▶ Provided material:
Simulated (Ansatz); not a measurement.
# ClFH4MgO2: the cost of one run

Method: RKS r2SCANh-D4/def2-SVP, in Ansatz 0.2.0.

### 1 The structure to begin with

▶ Assigned task:
Print out each record above exactly, with nothing omitted.

▶ Task output:
Simulated (Ansatz); not a measurement.
# ClFH4MgO2: the cost of one run

Method: RKS r2SCANh-D4/def2-SVP, in Ansatz 0.2.0.

### 1 The structure to begin with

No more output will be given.